=== Data ===
────

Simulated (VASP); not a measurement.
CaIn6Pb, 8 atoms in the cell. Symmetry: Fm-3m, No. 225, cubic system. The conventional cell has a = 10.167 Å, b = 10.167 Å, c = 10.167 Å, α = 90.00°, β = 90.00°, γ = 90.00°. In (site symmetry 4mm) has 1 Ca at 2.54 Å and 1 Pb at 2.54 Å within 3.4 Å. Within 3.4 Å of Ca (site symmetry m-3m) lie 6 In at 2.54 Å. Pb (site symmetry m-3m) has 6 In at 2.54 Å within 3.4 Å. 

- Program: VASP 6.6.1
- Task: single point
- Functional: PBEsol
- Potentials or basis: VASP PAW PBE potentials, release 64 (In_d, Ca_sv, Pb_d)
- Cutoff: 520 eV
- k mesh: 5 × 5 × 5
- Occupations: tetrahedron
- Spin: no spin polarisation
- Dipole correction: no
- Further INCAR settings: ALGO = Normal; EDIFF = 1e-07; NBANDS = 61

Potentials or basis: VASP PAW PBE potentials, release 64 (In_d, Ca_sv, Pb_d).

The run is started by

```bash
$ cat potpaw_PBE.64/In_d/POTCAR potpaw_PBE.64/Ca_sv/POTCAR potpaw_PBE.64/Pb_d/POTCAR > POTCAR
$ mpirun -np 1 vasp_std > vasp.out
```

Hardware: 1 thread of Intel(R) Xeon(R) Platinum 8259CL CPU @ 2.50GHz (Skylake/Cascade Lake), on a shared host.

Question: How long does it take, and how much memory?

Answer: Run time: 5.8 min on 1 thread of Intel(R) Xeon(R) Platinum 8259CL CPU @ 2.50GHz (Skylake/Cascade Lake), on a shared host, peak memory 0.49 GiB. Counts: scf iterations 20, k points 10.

────

=== Assigned task ===
Please retype, with no changes, the lines that run from the first line of the entries to the line with "Question: How long", both ends included.

=== Result ===
Simulated (VASP); not a measurement.
CaIn6Pb, 8 atoms in the cell. Symmetry: Fm-3m, No. 225, cubic system. The conventional cell has a = 10.167 Å, b = 10.167 Å, c = 10.167 Å, α = 90.00°, β = 90.00°, γ = 90.00°. In (site symmetry 4mm) has 1 Ca at 2.54 Å and 1 Pb at 2.54 Å within 3.4 Å. Within 3.4 Å of Ca (site symmetry m-3m) lie 6 In at 2.54 Å. Pb (site symmetry m-3m) has 6 In at 2.54 Å within 3.4 Å. 

- Program: VASP 6.6.1
- Task: single point
- Functional: PBEsol
- Potentials or basis: VASP PAW PBE potentials, release 64 (In_d, Ca_sv, Pb_d)
- Cutoff: 520 eV
- k mesh: 5 × 5 × 5
- Occupations: tetrahedron
- Spin: no spin polarisation
- Dipole correction: no
- Further INCAR settings: ALGO = Normal; EDIFF = 1e-07; NBANDS = 61

Potentials or basis: VASP PAW PBE potentials, release 64 (In_d, Ca_sv, Pb_d).

The run is started by

```bash
$ cat potpaw_PBE.64/In_d/POTCAR potpaw_PBE.64/Ca_sv/POTCAR potpaw_PBE.64/Pb_d/POTCAR > POTCAR
$ mpirun -np 1 vasp_std > vasp.out
```

Hardware: 1 thread of Intel(R) Xeon(R) Platinum 8259CL CPU @ 2.50GHz (Skylake/Cascade Lake), on a shared host.

Question: How long does it take, and how much memory?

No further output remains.